[Opening DATA SUPPLIED section]

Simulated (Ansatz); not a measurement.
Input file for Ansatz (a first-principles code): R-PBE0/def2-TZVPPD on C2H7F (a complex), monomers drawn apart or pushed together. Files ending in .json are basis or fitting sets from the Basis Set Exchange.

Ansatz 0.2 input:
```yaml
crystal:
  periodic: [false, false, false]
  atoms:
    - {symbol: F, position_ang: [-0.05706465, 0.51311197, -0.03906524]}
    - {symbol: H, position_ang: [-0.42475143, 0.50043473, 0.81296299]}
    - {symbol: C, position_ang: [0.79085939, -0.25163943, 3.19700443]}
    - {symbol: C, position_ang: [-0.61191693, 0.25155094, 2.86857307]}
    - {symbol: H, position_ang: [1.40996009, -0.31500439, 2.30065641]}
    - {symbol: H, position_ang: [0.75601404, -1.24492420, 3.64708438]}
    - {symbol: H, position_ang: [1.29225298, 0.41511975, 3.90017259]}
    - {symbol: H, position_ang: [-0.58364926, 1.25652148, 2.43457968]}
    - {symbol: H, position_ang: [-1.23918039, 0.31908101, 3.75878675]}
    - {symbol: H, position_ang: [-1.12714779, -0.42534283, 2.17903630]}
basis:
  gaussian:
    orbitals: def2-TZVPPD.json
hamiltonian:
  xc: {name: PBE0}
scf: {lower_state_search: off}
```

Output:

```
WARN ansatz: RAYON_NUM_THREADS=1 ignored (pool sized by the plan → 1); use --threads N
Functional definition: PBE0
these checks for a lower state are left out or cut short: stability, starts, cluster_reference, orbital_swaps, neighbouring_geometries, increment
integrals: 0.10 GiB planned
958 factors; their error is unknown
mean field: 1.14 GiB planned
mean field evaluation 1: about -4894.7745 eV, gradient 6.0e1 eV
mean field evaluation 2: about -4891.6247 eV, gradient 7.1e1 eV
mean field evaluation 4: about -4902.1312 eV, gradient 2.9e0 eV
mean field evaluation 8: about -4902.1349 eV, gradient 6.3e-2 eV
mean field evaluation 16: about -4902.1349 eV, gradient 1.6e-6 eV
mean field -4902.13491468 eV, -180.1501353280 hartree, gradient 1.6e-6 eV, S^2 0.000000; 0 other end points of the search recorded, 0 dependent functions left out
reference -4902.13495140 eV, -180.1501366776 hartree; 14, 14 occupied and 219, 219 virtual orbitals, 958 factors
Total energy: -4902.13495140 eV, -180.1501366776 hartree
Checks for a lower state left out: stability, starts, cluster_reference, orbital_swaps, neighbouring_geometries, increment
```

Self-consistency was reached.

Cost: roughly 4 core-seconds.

[Closing DATA SUPPLIED section]

[ASSIGNED TASK]:
Nothing but the lines from the beginning of the records through the line with "Input file for" should appear, each printed exactly.

[RESPONSE BOX]:
Simulated (Ansatz); not a measurement.
Input file for Ansatz (a first-principles code): R-PBE0/def2-TZVPPD on C2H7F (a complex), monomers drawn apart or pushed together. Files ending in .json are basis or fitting sets from the Basis Set Exchange.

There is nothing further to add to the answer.